> Work item: Beginning with the first line, copy out each line of the material until the line containing "This is crystalline" has been copied as well.

> Records shown:
=== Section Start ===
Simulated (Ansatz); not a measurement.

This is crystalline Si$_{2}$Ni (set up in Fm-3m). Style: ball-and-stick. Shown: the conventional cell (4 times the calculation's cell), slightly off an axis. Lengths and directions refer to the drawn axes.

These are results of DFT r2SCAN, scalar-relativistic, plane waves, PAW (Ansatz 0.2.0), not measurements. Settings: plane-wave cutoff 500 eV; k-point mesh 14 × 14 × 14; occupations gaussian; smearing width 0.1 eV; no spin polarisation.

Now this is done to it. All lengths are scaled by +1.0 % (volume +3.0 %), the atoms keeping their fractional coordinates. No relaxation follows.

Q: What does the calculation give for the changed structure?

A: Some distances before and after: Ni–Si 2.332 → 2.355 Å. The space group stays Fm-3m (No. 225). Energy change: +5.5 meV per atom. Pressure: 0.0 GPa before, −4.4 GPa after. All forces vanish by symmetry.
=== Section End ===

> Exercise result:
Simulated (Ansatz); not a measurement.

This is crystalline Si$_{2}$Ni (set up in Fm-3m). Style: ball-and-stick. Shown: the conventional cell (4 times the calculation's cell), slightly off an axis. Lengths and directions refer to the drawn axes.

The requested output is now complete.